▬▬▬▬▬▬
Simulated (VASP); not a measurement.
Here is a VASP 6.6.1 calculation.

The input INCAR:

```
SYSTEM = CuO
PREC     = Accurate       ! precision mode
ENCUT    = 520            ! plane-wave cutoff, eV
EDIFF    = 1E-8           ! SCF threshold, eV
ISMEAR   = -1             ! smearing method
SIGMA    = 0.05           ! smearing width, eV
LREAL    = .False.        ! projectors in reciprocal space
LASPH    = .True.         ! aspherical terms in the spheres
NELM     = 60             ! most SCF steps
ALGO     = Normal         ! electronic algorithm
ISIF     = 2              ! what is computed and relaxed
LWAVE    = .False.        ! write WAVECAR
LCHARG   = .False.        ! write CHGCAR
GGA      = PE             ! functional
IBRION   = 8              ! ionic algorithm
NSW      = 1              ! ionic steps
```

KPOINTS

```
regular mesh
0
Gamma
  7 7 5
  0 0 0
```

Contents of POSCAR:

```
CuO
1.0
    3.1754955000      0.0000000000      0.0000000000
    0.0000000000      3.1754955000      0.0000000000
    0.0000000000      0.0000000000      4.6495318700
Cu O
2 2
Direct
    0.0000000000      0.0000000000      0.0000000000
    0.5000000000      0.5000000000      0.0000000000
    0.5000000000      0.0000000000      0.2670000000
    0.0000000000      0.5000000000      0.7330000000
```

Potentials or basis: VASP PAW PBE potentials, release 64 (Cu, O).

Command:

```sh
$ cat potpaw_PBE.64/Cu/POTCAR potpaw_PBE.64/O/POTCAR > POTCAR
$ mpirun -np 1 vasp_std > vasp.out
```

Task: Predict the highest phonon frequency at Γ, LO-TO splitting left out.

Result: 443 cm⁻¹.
▬▬▬▬▬▬

*Requirement*
Set down each record verbatim.

*Worked solution*
Simulated (VASP); not a measurement.
Here is a VASP 6.6.1 calculation.

The input INCAR:

```
SYSTEM = CuO
PREC     = Accurate       ! precision mode
ENCUT    = 520            ! plane-wave cutoff, eV
EDIFF    = 1E-8           ! SCF threshold, eV
ISMEAR   = -1             ! smearing method
SIGMA    = 0.05           ! smearing width, eV
LREAL    = .False.        ! projectors in reciprocal space
LASPH    = .True.         ! aspherical terms in the spheres
NELM     = 60             ! most SCF steps
ALGO     = Normal         ! electronic algorithm
ISIF     = 2              ! what is computed and relaxed
LWAVE    = .False.        ! write WAVECAR
LCHARG   = .False.        ! write CHGCAR
GGA      = PE             ! functional
IBRION   = 8              ! ionic algorithm
NSW      = 1              ! ionic steps
```

KPOINTS

```
regular mesh
0
Gamma
  7 7 5
  0 0 0
```

Contents of POSCAR:

```
CuO
1.0
    3.1754955000      0.0000000000      0.0000000000
    0.0000000000      3.1754955000      0.0000000000
    0.0000000000      0.0000000000      4.6495318700
Cu O
2 2
Direct
    0.0000000000      0.0000000000      0.0000000000
    0.5000000000      0.5000000000      0.0000000000
    0.5000000000      0.0000000000      0.2670000000
    0.0000000000      0.5000000000      0.7330000000
```

Potentials or basis: VASP PAW PBE potentials, release 64 (Cu, O).

Command:

```sh
$ cat potpaw_PBE.64/Cu/POTCAR potpaw_PBE.64/O/POTCAR > POTCAR
$ mpirun -np 1 vasp_std > vasp.out
```

Task: Predict the highest phonon frequency at Γ, LO-TO splitting left out.

Result: 443 cm⁻¹.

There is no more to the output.